Work request: Go to the line holding "Relaxed torsion scan: SMILES" in the entries below and write out exactly every line down to and including the line holding "Q: Predict the".

Top of Records shown

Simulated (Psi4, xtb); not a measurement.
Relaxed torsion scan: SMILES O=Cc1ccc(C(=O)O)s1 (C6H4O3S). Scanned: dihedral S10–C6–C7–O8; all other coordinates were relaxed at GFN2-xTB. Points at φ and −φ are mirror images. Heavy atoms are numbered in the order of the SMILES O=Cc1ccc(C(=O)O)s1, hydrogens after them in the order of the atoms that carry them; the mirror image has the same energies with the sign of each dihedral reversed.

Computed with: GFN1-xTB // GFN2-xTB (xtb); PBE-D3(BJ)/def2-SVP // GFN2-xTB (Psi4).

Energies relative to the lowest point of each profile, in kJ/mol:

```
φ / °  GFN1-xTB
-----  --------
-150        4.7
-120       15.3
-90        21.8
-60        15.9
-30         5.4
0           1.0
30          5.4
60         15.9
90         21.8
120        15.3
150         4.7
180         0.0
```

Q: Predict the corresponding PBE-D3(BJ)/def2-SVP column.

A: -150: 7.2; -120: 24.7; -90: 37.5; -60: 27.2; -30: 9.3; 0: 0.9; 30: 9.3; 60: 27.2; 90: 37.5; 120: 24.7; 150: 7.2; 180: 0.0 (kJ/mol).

Bottom of Records shown

Exercise output:
Relaxed torsion scan: SMILES O=Cc1ccc(C(=O)O)s1 (C6H4O3S). Scanned: dihedral S10–C6–C7–O8; all other coordinates were relaxed at GFN2-xTB. Points at φ and −φ are mirror images. Heavy atoms are numbered in the order of the SMILES O=Cc1ccc(C(=O)O)s1, hydrogens after them in the order of the atoms that carry them; the mirror image has the same energies with the sign of each dihedral reversed.

Computed with: GFN1-xTB // GFN2-xTB (xtb); PBE-D3(BJ)/def2-SVP // GFN2-xTB (Psi4).

Energies relative to the lowest point of each profile, in kJ/mol:

```
φ / °  GFN1-xTB
-----  --------
-150        4.7
-120       15.3
-90        21.8
-60        15.9
-30         5.4
0           1.0
30          5.4
60         15.9
90         21.8
120        15.3
150         4.7
180         0.0
```

Q: Predict the corresponding PBE-D3(BJ)/def2-SVP column.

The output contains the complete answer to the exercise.